◆ Work item: Return only the lines of the listing below that run from the line with "Bader charges of" through the line with "A: The charges", both ends included, exactly as written.

◆ Dataset extract:
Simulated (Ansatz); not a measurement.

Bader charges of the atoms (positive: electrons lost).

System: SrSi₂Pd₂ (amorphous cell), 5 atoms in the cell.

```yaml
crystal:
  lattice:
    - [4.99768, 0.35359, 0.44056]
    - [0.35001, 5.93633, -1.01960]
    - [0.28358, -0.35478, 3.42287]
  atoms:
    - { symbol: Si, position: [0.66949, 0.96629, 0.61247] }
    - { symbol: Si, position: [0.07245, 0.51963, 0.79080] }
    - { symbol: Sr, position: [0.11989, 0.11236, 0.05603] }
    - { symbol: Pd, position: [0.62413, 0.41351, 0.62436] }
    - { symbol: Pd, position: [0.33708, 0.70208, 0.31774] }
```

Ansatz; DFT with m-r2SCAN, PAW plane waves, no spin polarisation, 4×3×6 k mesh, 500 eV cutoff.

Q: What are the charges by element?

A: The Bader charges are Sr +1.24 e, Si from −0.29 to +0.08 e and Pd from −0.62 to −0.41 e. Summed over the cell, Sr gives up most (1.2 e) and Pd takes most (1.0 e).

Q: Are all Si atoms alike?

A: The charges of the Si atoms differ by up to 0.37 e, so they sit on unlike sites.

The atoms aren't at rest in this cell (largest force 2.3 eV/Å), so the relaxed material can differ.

◆ Expected answer:
Bader charges of the atoms (positive: electrons lost).

System: SrSi₂Pd₂ (amorphous cell), 5 atoms in the cell.

```yaml
crystal:
  lattice:
    - [4.99768, 0.35359, 0.44056]
    - [0.35001, 5.93633, -1.01960]
    - [0.28358, -0.35478, 3.42287]
  atoms:
    - { symbol: Si, position: [0.66949, 0.96629, 0.61247] }
    - { symbol: Si, position: [0.07245, 0.51963, 0.79080] }
    - { symbol: Sr, position: [0.11989, 0.11236, 0.05603] }
    - { symbol: Pd, position: [0.62413, 0.41351, 0.62436] }
    - { symbol: Pd, position: [0.33708, 0.70208, 0.31774] }
```

Ansatz; DFT with m-r2SCAN, PAW plane waves, no spin polarisation, 4×3×6 k mesh, 500 eV cutoff.

Q: What are the charges by element?

A: The Bader charges are Sr +1.24 e, Si from −0.29 to +0.08 e and Pd from −0.62 to −0.41 e. Summed over the cell, Sr gives up most (1.2 e) and Pd takes most (1.0 e).

Q: Are all Si atoms alike?

A: The charges of the Si atoms differ by up to 0.37 e, so they sit on unlike sites.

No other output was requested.